### [REQUIREMENT]
Each line must appear in the answer exactly as it does in the data.

--- INPUT DATA Enclosed Below ---

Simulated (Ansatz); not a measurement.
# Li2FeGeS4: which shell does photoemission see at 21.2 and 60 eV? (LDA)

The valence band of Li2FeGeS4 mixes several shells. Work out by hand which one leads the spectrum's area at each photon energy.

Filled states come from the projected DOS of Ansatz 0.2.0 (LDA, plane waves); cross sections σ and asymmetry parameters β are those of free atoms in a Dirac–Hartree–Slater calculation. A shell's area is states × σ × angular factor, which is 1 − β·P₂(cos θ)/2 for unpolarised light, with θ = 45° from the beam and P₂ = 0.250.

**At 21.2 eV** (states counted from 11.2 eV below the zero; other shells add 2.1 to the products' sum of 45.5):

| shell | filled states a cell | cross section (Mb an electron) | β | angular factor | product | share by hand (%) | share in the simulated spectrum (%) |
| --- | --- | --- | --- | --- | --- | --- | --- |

--- End of Enclosed INPUT DATA ---

### [EXERCISE ANSWER]
Simulated (Ansatz); not a measurement.
# Li2FeGeS4: which shell does photoemission see at 21.2 and 60 eV? (LDA)

The valence band of Li2FeGeS4 mixes several shells. Work out by hand which one leads the spectrum's area at each photon energy.

Filled states come from the projected DOS of Ansatz 0.2.0 (LDA, plane waves); cross sections σ and asymmetry parameters β are those of free atoms in a Dirac–Hartree–Slater calculation. A shell's area is states × σ × angular factor, which is 1 − β·P₂(cos θ)/2 for unpolarised light, with θ = 45° from the beam and P₂ = 0.250.

**At 21.2 eV** (states counted from 11.2 eV below the zero; other shells add 2.1 to the products' sum of 45.5):

| shell | filled states a cell | cross section (Mb an electron) | β | angular factor | product | share by hand (%) | share in the simulated spectrum (%) |
| --- | --- | --- | --- | --- | --- | --- | --- |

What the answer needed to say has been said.